-- Entries shown follows --

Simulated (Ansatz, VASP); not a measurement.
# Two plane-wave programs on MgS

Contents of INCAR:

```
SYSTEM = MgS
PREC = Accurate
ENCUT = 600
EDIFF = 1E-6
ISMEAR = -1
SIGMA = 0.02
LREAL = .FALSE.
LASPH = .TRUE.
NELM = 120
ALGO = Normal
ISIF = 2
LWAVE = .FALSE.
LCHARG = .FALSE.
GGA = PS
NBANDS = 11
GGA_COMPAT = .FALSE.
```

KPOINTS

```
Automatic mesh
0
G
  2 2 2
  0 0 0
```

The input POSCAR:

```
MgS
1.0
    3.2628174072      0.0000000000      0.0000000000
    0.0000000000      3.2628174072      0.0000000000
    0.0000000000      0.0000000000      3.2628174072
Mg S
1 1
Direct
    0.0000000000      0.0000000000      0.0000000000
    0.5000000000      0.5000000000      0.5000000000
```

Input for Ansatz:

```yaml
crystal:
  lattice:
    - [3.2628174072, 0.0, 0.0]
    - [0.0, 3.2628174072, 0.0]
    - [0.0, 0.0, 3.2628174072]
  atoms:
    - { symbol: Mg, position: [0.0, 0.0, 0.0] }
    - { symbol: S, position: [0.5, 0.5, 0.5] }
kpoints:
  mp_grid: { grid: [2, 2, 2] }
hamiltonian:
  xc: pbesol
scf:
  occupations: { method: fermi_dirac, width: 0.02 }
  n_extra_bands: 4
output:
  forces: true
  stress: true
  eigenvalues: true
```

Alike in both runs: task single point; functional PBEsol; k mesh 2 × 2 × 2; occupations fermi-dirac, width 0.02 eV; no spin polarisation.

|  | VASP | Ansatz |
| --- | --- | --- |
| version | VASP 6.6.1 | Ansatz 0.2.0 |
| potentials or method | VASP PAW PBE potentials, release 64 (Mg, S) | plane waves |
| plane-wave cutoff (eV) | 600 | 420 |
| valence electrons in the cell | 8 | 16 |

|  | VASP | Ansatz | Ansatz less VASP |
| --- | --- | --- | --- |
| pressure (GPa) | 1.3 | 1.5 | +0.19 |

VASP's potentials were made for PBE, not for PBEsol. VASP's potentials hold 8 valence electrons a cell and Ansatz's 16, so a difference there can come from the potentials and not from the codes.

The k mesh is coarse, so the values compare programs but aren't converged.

-- Entries shown concluded --

Work item:
Could you retype exactly the lines above, starting at the line that contains "less VASP |" and ending at the line that contains "VASP's potentials were", and nothing more?

Task answer:
|  | VASP | Ansatz | Ansatz less VASP |
| --- | --- | --- | --- |
| pressure (GPa) | 1.3 | 1.5 | +0.19 |

VASP's potentials were made for PBE, not for PBEsol. VASP's potentials hold 8 valence electrons a cell and Ansatz's 16, so a difference there can come from the potentials and not from the codes.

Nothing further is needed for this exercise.